<<<<

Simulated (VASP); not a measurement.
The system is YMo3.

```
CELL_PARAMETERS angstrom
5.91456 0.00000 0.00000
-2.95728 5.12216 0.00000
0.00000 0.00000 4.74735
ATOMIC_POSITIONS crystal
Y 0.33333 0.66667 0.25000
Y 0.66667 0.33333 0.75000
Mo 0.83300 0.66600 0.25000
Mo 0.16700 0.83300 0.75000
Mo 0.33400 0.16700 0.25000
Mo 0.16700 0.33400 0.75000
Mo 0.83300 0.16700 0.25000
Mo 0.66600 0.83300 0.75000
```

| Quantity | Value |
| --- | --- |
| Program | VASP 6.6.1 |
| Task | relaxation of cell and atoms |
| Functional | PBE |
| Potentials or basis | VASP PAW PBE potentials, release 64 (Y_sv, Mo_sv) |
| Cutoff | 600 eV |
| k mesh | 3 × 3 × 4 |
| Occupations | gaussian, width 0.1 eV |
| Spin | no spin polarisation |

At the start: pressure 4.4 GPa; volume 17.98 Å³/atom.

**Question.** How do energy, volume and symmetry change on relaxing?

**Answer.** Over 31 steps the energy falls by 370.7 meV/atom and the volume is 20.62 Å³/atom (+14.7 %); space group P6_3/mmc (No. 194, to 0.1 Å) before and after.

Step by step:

>>>>

◆ Work instruction ◆
Output the lines above exactly, but only those between the line holding "mesh | 3 × 3 × 4 |" and the line holding "change on relaxing?", inclusive.

◆ Problem solution ◆
| k mesh | 3 × 3 × 4 |
| Occupations | gaussian, width 0.1 eV |
| Spin | no spin polarisation |

At the start: pressure 4.4 GPa; volume 17.98 Å³/atom.

**Question.** How do energy, volume and symmetry change on relaxing?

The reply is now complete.